Data supplied section start

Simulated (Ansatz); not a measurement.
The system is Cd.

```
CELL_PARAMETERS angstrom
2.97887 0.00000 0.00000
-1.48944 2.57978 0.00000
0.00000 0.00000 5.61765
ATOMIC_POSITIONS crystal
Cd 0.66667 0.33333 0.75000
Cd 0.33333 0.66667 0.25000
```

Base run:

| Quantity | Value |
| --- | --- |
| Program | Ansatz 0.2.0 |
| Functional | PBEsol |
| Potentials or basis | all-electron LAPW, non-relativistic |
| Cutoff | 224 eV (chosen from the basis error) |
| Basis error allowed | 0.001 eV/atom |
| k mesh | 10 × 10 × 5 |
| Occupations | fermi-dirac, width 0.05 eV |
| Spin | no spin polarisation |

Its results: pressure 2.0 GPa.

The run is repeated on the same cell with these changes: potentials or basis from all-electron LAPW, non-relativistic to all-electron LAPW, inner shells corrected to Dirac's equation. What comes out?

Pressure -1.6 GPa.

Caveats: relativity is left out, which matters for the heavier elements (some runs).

Data supplied section end

▶ **Required action**: Go through the listing above and write out exactly the lines starting with the one holding "10 × 10 × 5 |" and running through the one holding "Pressure -1.6 GPa.", ends included, and no others.

▶ **Worked solution**:
| k mesh | 10 × 10 × 5 |
| Occupations | fermi-dirac, width 0.05 eV |
| Spin | no spin polarisation |

Its results: pressure 2.0 GPa.

The run is repeated on the same cell with these changes: potentials or basis from all-electron LAPW, non-relativistic to all-electron LAPW, inner shells corrected to Dirac's equation. What comes out?

Pressure -1.6 GPa.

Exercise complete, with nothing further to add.